## Action item
Output exactly the lines that run from the top of the entries to the line holding "A. The dipole moment is 4.52 D.", including both of those lines.

## Record extracts
··········
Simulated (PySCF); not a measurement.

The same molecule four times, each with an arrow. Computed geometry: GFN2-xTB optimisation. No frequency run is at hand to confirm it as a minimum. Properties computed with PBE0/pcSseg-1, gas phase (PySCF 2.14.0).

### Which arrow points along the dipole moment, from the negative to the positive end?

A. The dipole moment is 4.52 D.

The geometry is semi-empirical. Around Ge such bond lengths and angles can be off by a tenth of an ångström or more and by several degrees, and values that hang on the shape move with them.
··········

## Task response
Simulated (PySCF); not a measurement.

The same molecule four times, each with an arrow. Computed geometry: GFN2-xTB optimisation. No frequency run is at hand to confirm it as a minimum. Properties computed with PBE0/pcSseg-1, gas phase (PySCF 2.14.0).

### Which arrow points along the dipole moment, from the negative to the positive end?

A. The dipole moment is 4.52 D.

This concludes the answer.